» Study material
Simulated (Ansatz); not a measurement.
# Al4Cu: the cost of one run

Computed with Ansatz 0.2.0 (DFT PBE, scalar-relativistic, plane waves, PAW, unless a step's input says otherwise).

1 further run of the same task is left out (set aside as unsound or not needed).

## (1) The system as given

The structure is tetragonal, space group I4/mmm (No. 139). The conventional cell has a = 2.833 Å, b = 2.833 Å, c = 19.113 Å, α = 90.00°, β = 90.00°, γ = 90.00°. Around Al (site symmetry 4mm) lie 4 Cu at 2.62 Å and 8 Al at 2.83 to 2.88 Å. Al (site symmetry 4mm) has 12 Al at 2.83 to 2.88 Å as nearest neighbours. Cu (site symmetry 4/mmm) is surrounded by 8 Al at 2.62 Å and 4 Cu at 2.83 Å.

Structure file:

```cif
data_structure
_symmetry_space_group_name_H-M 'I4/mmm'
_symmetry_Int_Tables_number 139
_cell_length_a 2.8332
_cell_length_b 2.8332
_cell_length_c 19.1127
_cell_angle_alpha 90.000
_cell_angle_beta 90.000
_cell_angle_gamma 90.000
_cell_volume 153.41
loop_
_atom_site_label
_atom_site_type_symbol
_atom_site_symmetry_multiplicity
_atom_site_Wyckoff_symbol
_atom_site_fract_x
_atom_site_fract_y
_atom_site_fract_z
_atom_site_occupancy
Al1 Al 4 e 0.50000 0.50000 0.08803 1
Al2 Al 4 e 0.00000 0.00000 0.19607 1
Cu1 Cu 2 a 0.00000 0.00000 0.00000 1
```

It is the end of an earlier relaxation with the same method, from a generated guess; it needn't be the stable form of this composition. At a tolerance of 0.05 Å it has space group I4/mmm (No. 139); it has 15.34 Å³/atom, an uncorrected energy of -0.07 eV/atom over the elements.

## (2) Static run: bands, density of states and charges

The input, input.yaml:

» Work task
Starting with the first line of the listing above, copy each line exactly until you have copied the line containing "## (1) The system as given". Stop there.

» Answer area
Simulated (Ansatz); not a measurement.
# Al4Cu: the cost of one run

Computed with Ansatz 0.2.0 (DFT PBE, scalar-relativistic, plane waves, PAW, unless a step's input says otherwise).

1 further run of the same task is left out (set aside as unsound or not needed).

## (1) The system as given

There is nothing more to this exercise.